The entire listing below must be written out word for word.

Supplied information:
▼

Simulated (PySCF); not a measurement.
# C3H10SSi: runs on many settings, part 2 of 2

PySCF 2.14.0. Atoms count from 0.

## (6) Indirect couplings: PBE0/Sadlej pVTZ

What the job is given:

▲

Answer area:
Simulated (PySCF); not a measurement.
# C3H10SSi: runs on many settings, part 2 of 2

PySCF 2.14.0. Atoms count from 0.

## (6) Indirect couplings: PBE0/Sadlej pVTZ

What the job is given:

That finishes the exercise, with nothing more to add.